=== Begin Enclosure ===

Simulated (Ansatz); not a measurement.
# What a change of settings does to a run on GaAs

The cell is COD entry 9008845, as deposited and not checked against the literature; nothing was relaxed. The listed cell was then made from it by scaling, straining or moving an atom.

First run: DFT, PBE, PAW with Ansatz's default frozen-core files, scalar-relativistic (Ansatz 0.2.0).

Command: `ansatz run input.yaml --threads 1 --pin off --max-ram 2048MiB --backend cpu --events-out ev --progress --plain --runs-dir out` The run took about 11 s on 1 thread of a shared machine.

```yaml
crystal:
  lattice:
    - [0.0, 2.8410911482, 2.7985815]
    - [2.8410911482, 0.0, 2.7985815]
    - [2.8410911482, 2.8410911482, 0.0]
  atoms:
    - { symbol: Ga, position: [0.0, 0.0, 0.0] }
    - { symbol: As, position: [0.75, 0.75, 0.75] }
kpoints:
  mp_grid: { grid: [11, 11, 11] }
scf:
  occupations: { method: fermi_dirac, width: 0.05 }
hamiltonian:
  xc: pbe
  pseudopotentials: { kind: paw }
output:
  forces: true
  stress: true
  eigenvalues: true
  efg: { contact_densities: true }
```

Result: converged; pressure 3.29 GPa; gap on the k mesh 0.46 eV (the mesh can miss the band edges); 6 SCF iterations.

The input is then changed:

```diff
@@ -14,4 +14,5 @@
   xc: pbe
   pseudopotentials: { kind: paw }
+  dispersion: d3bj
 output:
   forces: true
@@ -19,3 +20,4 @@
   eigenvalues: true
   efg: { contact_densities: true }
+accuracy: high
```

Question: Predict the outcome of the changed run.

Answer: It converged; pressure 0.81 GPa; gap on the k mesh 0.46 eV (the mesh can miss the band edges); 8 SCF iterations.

=== End Enclosure ===

◆ **Requirement**
Begin at the first line of the records above and quote every line verbatim through the one that contains "Question: Predict the".

◆ **Your solution**
Simulated (Ansatz); not a measurement.
# What a change of settings does to a run on GaAs

The cell is COD entry 9008845, as deposited and not checked against the literature; nothing was relaxed. The listed cell was then made from it by scaling, straining or moving an atom.

First run: DFT, PBE, PAW with Ansatz's default frozen-core files, scalar-relativistic (Ansatz 0.2.0).

Command: `ansatz run input.yaml --threads 1 --pin off --max-ram 2048MiB --backend cpu --events-out ev --progress --plain --runs-dir out` The run took about 11 s on 1 thread of a shared machine.

```yaml
crystal:
  lattice:
    - [0.0, 2.8410911482, 2.7985815]
    - [2.8410911482, 0.0, 2.7985815]
    - [2.8410911482, 2.8410911482, 0.0]
  atoms:
    - { symbol: Ga, position: [0.0, 0.0, 0.0] }
    - { symbol: As, position: [0.75, 0.75, 0.75] }
kpoints:
  mp_grid: { grid: [11, 11, 11] }
scf:
  occupations: { method: fermi_dirac, width: 0.05 }
hamiltonian:
  xc: pbe
  pseudopotentials: { kind: paw }
output:
  forces: true
  stress: true
  eigenvalues: true
  efg: { contact_densities: true }
```

Result: converged; pressure 3.29 GPa; gap on the k mesh 0.46 eV (the mesh can miss the band edges); 6 SCF iterations.

The input is then changed:

```diff
@@ -14,4 +14,5 @@
   xc: pbe
   pseudopotentials: { kind: paw }
+  dispersion: d3bj
 output:
   forces: true
@@ -19,3 +20,4 @@
   eigenvalues: true
   efg: { contact_densities: true }
+accuracy: high
```

Question: Predict the outcome of the changed run.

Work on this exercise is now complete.